Recorded information -
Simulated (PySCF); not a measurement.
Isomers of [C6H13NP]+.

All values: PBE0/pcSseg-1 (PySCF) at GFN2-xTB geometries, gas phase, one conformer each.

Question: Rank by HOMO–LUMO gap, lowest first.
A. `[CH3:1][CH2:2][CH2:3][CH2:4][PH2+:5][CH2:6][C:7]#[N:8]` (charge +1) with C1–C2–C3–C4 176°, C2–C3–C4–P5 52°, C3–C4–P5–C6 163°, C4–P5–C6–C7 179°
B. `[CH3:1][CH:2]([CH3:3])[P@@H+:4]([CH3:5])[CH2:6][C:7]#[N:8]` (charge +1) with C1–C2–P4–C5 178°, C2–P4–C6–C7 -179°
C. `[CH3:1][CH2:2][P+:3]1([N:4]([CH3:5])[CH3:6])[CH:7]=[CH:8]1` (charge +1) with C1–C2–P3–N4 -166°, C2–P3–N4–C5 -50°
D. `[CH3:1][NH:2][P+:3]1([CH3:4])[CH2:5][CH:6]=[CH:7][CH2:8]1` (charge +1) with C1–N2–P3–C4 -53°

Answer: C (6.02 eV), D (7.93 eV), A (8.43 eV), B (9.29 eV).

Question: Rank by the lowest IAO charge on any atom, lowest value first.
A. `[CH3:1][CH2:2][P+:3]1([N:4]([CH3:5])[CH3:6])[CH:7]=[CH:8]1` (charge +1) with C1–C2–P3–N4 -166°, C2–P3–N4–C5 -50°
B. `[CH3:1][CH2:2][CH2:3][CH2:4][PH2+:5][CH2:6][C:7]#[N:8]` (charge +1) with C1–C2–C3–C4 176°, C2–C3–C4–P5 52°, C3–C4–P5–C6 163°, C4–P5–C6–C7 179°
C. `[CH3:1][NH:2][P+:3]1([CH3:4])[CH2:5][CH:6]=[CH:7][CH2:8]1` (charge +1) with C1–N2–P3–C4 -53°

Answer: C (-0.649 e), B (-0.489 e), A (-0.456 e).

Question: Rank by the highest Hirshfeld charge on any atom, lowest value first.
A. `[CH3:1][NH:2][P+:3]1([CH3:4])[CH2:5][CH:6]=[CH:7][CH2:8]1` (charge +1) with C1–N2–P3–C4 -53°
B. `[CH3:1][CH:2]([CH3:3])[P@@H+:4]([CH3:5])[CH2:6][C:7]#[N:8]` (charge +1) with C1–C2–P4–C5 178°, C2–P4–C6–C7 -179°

Assigned task - Output, please, only the lines running from the start of the entries through the line that contains "Question: Rank by the highest", including both of those lines.

Written response -
Simulated (PySCF); not a measurement.
Isomers of [C6H13NP]+.

All values: PBE0/pcSseg-1 (PySCF) at GFN2-xTB geometries, gas phase, one conformer each.

Question: Rank by HOMO–LUMO gap, lowest first.
A. `[CH3:1][CH2:2][CH2:3][CH2:4][PH2+:5][CH2:6][C:7]#[N:8]` (charge +1) with C1–C2–C3–C4 176°, C2–C3–C4–P5 52°, C3–C4–P5–C6 163°, C4–P5–C6–C7 179°
B. `[CH3:1][CH:2]([CH3:3])[P@@H+:4]([CH3:5])[CH2:6][C:7]#[N:8]` (charge +1) with C1–C2–P4–C5 178°, C2–P4–C6–C7 -179°
C. `[CH3:1][CH2:2][P+:3]1([N:4]([CH3:5])[CH3:6])[CH:7]=[CH:8]1` (charge +1) with C1–C2–P3–N4 -166°, C2–P3–N4–C5 -50°
D. `[CH3:1][NH:2][P+:3]1([CH3:4])[CH2:5][CH:6]=[CH:7][CH2:8]1` (charge +1) with C1–N2–P3–C4 -53°

Answer: C (6.02 eV), D (7.93 eV), A (8.43 eV), B (9.29 eV).

Question: Rank by the lowest IAO charge on any atom, lowest value first.
A. `[CH3:1][CH2:2][P+:3]1([N:4]([CH3:5])[CH3:6])[CH:7]=[CH:8]1` (charge +1) with C1–C2–P3–N4 -166°, C2–P3–N4–C5 -50°
B. `[CH3:1][CH2:2][CH2:3][CH2:4][PH2+:5][CH2:6][C:7]#[N:8]` (charge +1) with C1–C2–C3–C4 176°, C2–C3–C4–P5 52°, C3–C4–P5–C6 163°, C4–P5–C6–C7 179°
C. `[CH3:1][NH:2][P+:3]1([CH3:4])[CH2:5][CH:6]=[CH:7][CH2:8]1` (charge +1) with C1–N2–P3–C4 -53°

Answer: C (-0.649 e), B (-0.489 e), A (-0.456 e).

Question: Rank by the highest Hirshfeld charge on any atom, lowest value first.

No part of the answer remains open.